_WORK REQUEST_.
The records below should be written out again, exactly.

_PROVIDED MATERIAL_.
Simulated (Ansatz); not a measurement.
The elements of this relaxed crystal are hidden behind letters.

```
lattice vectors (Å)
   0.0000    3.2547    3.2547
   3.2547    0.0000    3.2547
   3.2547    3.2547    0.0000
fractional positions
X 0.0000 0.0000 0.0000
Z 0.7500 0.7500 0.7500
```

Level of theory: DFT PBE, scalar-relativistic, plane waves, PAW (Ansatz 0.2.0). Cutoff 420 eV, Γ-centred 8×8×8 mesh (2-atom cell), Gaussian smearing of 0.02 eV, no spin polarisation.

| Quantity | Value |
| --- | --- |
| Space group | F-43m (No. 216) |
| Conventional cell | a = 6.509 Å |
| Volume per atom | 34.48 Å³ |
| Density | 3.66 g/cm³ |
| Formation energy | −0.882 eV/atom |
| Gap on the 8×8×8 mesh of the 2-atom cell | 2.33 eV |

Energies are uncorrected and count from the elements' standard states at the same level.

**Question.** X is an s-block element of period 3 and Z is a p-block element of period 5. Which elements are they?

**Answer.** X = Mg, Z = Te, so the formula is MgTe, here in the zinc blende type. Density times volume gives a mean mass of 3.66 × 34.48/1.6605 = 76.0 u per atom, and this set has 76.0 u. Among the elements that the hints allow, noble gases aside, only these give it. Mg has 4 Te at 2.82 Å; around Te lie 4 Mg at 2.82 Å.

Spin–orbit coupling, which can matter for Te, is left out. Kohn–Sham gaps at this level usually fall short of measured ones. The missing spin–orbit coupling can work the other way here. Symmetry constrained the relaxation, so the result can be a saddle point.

_YOUR RESPONSE_.
Simulated (Ansatz); not a measurement.
The elements of this relaxed crystal are hidden behind letters.

```
lattice vectors (Å)
   0.0000    3.2547    3.2547
   3.2547    0.0000    3.2547
   3.2547    3.2547    0.0000
fractional positions
X 0.0000 0.0000 0.0000
Z 0.7500 0.7500 0.7500
```

Level of theory: DFT PBE, scalar-relativistic, plane waves, PAW (Ansatz 0.2.0). Cutoff 420 eV, Γ-centred 8×8×8 mesh (2-atom cell), Gaussian smearing of 0.02 eV, no spin polarisation.

| Quantity | Value |
| --- | --- |
| Space group | F-43m (No. 216) |
| Conventional cell | a = 6.509 Å |
| Volume per atom | 34.48 Å³ |
| Density | 3.66 g/cm³ |
| Formation energy | −0.882 eV/atom |
| Gap on the 8×8×8 mesh of the 2-atom cell | 2.33 eV |

Energies are uncorrected and count from the elements' standard states at the same level.

**Question.** X is an s-block element of period 3 and Z is a p-block element of period 5. Which elements are they?

**Answer.** X = Mg, Z = Te, so the formula is MgTe, here in the zinc blende type. Density times volume gives a mean mass of 3.66 × 34.48/1.6605 = 76.0 u per atom, and this set has 76.0 u. Among the elements that the hints allow, noble gases aside, only these give it. Mg has 4 Te at 2.82 Å; around Te lie 4 Mg at 2.82 Å.

Spin–orbit coupling, which can matter for Te, is left out. Kohn–Sham gaps at this level usually fall short of measured ones. The missing spin–orbit coupling can work the other way here. Symmetry constrained the relaxation, so the result can be a saddle point.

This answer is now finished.